Activity: Of the entries below, return only those lines from the line with "Spin states of" to the line with "PBE0-D4/def2-TZVP (pure 6.00).", exactly, both included.

++++
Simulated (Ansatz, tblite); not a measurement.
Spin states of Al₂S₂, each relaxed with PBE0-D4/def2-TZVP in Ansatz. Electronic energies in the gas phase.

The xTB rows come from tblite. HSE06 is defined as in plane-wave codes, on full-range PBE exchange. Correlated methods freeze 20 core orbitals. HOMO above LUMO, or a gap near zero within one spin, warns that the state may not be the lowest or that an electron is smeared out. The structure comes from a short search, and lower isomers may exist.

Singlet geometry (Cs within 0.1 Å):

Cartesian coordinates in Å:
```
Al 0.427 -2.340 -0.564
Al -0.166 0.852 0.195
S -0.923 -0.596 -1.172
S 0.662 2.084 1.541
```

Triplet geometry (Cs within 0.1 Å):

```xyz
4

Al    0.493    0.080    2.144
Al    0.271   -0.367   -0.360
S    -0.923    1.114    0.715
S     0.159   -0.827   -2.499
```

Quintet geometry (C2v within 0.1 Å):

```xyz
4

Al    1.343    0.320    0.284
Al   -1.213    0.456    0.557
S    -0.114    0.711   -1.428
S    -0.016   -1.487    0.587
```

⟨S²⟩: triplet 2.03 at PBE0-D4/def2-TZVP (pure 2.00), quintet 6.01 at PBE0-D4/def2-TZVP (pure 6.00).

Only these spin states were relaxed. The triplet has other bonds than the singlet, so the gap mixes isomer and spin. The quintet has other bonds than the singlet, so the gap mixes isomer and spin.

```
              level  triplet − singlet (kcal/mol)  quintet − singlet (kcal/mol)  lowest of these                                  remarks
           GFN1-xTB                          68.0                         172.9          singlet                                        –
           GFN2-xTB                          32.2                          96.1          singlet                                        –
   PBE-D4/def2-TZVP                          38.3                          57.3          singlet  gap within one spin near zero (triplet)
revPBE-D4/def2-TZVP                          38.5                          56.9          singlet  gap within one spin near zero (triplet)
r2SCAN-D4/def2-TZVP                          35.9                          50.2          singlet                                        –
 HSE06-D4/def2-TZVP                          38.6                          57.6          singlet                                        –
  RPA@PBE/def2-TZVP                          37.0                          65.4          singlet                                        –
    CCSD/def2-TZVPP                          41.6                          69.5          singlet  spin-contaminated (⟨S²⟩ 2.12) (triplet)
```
++++

Task output:
Spin states of Al₂S₂, each relaxed with PBE0-D4/def2-TZVP in Ansatz. Electronic energies in the gas phase.

The xTB rows come from tblite. HSE06 is defined as in plane-wave codes, on full-range PBE exchange. Correlated methods freeze 20 core orbitals. HOMO above LUMO, or a gap near zero within one spin, warns that the state may not be the lowest or that an electron is smeared out. The structure comes from a short search, and lower isomers may exist.

Singlet geometry (Cs within 0.1 Å):

Cartesian coordinates in Å:
```
Al 0.427 -2.340 -0.564
Al -0.166 0.852 0.195
S -0.923 -0.596 -1.172
S 0.662 2.084 1.541
```

Triplet geometry (Cs within 0.1 Å):

```xyz
4

Al    0.493    0.080    2.144
Al    0.271   -0.367   -0.360
S    -0.923    1.114    0.715
S     0.159   -0.827   -2.499
```

Quintet geometry (C2v within 0.1 Å):

```xyz
4

Al    1.343    0.320    0.284
Al   -1.213    0.456    0.557
S    -0.114    0.711   -1.428
S    -0.016   -1.487    0.587
```

⟨S²⟩: triplet 2.03 at PBE0-D4/def2-TZVP (pure 2.00), quintet 6.01 at PBE0-D4/def2-TZVP (pure 6.00).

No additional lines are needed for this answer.